Work request: From the data below, copy exactly the lines that lie between the one holding "## How the numbers were made" and the one holding "Notes on method", including both, and nothing more.

--------

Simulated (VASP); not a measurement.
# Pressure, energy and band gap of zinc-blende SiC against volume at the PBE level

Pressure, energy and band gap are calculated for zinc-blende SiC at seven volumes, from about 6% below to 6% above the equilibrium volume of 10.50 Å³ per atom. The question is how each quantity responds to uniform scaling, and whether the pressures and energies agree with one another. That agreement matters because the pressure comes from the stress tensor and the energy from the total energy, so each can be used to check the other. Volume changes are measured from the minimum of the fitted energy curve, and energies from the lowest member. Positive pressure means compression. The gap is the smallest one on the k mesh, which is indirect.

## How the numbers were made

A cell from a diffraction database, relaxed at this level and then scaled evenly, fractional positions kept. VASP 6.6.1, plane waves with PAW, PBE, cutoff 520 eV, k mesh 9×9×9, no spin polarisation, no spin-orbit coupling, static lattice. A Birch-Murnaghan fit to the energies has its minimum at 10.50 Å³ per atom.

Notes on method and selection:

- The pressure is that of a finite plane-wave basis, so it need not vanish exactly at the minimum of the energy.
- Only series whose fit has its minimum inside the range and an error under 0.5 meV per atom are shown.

--------

Expected answer:
## How the numbers were made

A cell from a diffraction database, relaxed at this level and then scaled evenly, fractional positions kept. VASP 6.6.1, plane waves with PAW, PBE, cutoff 520 eV, k mesh 9×9×9, no spin polarisation, no spin-orbit coupling, static lattice. A Birch-Murnaghan fit to the energies has its minimum at 10.50 Å³ per atom.

Notes on method and selection:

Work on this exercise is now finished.